────────────────────────────────────────
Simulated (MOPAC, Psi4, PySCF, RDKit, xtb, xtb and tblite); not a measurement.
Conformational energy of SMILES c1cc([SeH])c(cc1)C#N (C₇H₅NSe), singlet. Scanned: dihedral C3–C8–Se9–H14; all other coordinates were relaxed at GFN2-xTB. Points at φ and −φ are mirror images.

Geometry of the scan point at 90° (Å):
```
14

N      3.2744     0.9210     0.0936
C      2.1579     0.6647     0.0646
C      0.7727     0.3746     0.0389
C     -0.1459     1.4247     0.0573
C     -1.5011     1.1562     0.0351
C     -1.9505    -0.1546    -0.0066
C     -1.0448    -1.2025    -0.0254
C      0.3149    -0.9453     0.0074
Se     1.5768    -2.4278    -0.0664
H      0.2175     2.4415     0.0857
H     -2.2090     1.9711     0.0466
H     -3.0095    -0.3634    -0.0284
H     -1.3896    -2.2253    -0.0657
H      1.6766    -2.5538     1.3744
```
────────────────────────────────────────

Going line by line, set down the data above exactly as given.

Simulated (MOPAC, Psi4, PySCF, RDKit, xtb, xtb and tblite); not a measurement.
Conformational energy of SMILES c1cc([SeH])c(cc1)C#N (C₇H₅NSe), singlet. Scanned: dihedral C3–C8–Se9–H14; all other coordinates were relaxed at GFN2-xTB. Points at φ and −φ are mirror images.

Geometry of the scan point at 90° (Å):
```
14

N      3.2744     0.9210     0.0936
C      2.1579     0.6647     0.0646
C      0.7727     0.3746     0.0389
C     -0.1459     1.4247     0.0573
C     -1.5011     1.1562     0.0351
C     -1.9505    -0.1546    -0.0066
C     -1.0448    -1.2025    -0.0254
C      0.3149    -0.9453     0.0074
Se     1.5768    -2.4278    -0.0664
H      0.2175     2.4415     0.0857
H     -2.2090     1.9711     0.0466
H     -3.0095    -0.3634    -0.0284
H     -1.3896    -2.2253    -0.0657
H      1.6766    -2.5538     1.3744
```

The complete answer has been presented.